# Work order
Nothing outside the stretch is wanted. Repeat exactly the lines of the listing below from the one that contains "Q: Read the bonding off the picture." through the one that contains "- The section cuts through Si, O and H sites.", both ends included.

═══ Supplied records ═══

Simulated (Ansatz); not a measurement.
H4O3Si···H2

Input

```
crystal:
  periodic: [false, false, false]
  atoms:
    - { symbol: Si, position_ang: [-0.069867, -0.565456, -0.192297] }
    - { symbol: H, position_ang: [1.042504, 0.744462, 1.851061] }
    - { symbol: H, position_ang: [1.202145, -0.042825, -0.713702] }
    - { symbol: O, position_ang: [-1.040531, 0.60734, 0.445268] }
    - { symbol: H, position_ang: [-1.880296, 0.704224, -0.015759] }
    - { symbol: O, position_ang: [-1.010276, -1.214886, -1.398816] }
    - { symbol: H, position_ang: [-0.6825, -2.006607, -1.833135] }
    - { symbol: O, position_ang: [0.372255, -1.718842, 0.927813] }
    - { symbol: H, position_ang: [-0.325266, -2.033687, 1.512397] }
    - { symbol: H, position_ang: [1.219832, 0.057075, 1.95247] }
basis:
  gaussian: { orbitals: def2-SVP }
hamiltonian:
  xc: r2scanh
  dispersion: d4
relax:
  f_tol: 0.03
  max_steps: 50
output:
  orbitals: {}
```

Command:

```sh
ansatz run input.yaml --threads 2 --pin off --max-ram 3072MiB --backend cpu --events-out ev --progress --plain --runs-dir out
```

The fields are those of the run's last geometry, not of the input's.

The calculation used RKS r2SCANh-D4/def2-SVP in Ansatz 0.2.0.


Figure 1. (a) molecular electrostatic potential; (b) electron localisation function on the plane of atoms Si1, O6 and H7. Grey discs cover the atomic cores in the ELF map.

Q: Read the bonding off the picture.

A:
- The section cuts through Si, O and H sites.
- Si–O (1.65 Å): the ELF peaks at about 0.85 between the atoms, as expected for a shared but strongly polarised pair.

═══

# Exercise solution
Q: Read the bonding off the picture.

A:
- The section cuts through Si, O and H sites.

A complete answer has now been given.